**WORK ITEM**
All lines up to and including the one that contains "Alike in both" are to be transcribed exactly, starting from the first line of the records.

------
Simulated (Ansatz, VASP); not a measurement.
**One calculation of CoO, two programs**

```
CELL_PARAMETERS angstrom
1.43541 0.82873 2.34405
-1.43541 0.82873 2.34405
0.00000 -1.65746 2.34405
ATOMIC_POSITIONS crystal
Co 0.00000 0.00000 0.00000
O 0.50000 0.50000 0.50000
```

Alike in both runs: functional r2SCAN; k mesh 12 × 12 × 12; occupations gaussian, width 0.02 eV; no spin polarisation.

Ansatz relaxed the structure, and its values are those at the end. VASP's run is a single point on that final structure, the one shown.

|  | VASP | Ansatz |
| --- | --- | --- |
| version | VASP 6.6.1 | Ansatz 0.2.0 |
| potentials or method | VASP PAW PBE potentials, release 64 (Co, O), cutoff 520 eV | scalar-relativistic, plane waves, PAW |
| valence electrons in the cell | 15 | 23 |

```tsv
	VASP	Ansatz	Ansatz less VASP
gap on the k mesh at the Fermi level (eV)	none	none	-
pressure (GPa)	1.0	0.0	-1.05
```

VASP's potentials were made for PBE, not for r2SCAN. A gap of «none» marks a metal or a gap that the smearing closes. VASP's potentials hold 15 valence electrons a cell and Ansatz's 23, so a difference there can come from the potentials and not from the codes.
------

**TASK SOLUTION**
Simulated (Ansatz, VASP); not a measurement.
**One calculation of CoO, two programs**

```
CELL_PARAMETERS angstrom
1.43541 0.82873 2.34405
-1.43541 0.82873 2.34405
0.00000 -1.65746 2.34405
ATOMIC_POSITIONS crystal
Co 0.00000 0.00000 0.00000
O 0.50000 0.50000 0.50000
```

Alike in both runs: functional r2SCAN; k mesh 12 × 12 × 12; occupations gaussian, width 0.02 eV; no spin polarisation.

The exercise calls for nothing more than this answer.